━━━━━━━━

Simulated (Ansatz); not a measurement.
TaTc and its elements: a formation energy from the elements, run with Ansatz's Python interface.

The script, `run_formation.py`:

━━━━━━━━

ASSIGNED TASK: A faithful, word-for-word transcript of the material above is the required answer.

RESPONSE BOX:
Simulated (Ansatz); not a measurement.
TaTc and its elements: a formation energy from the elements, run with Ansatz's Python interface.

The script, `run_formation.py`:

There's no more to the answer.